● REQUIRED ACTION
Restate the entries below verbatim.

#### RECORDS PROVIDED
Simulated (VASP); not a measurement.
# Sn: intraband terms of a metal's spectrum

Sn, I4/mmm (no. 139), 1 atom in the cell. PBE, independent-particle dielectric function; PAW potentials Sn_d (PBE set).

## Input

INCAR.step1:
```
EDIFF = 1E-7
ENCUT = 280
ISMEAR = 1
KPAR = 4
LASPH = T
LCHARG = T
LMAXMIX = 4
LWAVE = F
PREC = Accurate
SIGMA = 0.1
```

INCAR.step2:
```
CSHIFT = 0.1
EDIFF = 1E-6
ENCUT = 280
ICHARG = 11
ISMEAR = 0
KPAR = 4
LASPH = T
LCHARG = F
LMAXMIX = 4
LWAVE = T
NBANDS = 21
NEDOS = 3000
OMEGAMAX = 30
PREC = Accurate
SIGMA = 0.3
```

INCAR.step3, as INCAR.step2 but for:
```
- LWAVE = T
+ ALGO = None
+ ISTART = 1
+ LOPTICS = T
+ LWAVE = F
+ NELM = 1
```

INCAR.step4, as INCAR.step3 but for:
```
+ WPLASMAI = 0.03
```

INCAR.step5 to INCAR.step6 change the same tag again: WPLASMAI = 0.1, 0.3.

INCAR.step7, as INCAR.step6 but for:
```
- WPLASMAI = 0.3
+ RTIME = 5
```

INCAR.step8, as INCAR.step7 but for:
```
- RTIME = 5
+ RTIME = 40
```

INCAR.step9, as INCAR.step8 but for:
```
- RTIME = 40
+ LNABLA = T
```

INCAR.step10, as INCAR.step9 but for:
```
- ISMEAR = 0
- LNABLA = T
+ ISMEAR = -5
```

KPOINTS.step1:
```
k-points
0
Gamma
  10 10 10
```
########

● RESPONSE
Simulated (VASP); not a measurement.
# Sn: intraband terms of a metal's spectrum

Sn, I4/mmm (no. 139), 1 atom in the cell. PBE, independent-particle dielectric function; PAW potentials Sn_d (PBE set).

## Input

INCAR.step1:
```
EDIFF = 1E-7
ENCUT = 280
ISMEAR = 1
KPAR = 4
LASPH = T
LCHARG = T
LMAXMIX = 4
LWAVE = F
PREC = Accurate
SIGMA = 0.1
```

INCAR.step2:
```
CSHIFT = 0.1
EDIFF = 1E-6
ENCUT = 280
ICHARG = 11
ISMEAR = 0
KPAR = 4
LASPH = T
LCHARG = F
LMAXMIX = 4
LWAVE = T
NBANDS = 21
NEDOS = 3000
OMEGAMAX = 30
PREC = Accurate
SIGMA = 0.3
```

INCAR.step3, as INCAR.step2 but for:
```
- LWAVE = T
+ ALGO = None
+ ISTART = 1
+ LOPTICS = T
+ LWAVE = F
+ NELM = 1
```

INCAR.step4, as INCAR.step3 but for:
```
+ WPLASMAI = 0.03
```

INCAR.step5 to INCAR.step6 change the same tag again: WPLASMAI = 0.1, 0.3.

INCAR.step7, as INCAR.step6 but for:
```
- WPLASMAI = 0.3
+ RTIME = 5
```

INCAR.step8, as INCAR.step7 but for:
```
- RTIME = 5
+ RTIME = 40
```

INCAR.step9, as INCAR.step8 but for:
```
- RTIME = 40
+ LNABLA = T
```

INCAR.step10, as INCAR.step9 but for:
```
- ISMEAR = 0
- LNABLA = T
+ ISMEAR = -5
```

KPOINTS.step1:
```
k-points
0
Gamma
  10 10 10
```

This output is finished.